───── Study material ─────

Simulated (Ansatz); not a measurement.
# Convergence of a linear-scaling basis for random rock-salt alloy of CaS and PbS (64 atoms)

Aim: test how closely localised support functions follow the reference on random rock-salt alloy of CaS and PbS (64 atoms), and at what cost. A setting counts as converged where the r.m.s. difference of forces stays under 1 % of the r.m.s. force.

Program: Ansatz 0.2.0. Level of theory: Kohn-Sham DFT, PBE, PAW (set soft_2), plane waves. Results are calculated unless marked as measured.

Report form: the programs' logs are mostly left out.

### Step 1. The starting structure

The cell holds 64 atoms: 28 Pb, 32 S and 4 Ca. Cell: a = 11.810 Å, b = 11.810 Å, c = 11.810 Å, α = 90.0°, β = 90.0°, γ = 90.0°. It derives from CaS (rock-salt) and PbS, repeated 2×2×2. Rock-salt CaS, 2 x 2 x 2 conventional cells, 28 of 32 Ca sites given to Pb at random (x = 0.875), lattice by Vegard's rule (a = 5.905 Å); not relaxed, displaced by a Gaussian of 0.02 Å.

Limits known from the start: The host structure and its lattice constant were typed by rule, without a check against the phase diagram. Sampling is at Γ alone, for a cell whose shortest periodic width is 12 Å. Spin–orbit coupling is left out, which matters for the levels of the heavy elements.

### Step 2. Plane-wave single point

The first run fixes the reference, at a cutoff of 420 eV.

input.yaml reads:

─────

**Exercise:** Repeat the data in full, keeping each word exactly as it is.

**Exercise response:**
Simulated (Ansatz); not a measurement.
# Convergence of a linear-scaling basis for random rock-salt alloy of CaS and PbS (64 atoms)

Aim: test how closely localised support functions follow the reference on random rock-salt alloy of CaS and PbS (64 atoms), and at what cost. A setting counts as converged where the r.m.s. difference of forces stays under 1 % of the r.m.s. force.

Program: Ansatz 0.2.0. Level of theory: Kohn-Sham DFT, PBE, PAW (set soft_2), plane waves. Results are calculated unless marked as measured.

Report form: the programs' logs are mostly left out.

### Step 1. The starting structure

The cell holds 64 atoms: 28 Pb, 32 S and 4 Ca. Cell: a = 11.810 Å, b = 11.810 Å, c = 11.810 Å, α = 90.0°, β = 90.0°, γ = 90.0°. It derives from CaS (rock-salt) and PbS, repeated 2×2×2. Rock-salt CaS, 2 x 2 x 2 conventional cells, 28 of 32 Ca sites given to Pb at random (x = 0.875), lattice by Vegard's rule (a = 5.905 Å); not relaxed, displaced by a Gaussian of 0.02 Å.

Limits known from the start: The host structure and its lattice constant were typed by rule, without a check against the phase diagram. Sampling is at Γ alone, for a cell whose shortest periodic width is 12 Å. Spin–orbit coupling is left out, which matters for the levels of the heavy elements.

### Step 2. Plane-wave single point

The first run fixes the reference, at a cutoff of 420 eV.

input.yaml reads:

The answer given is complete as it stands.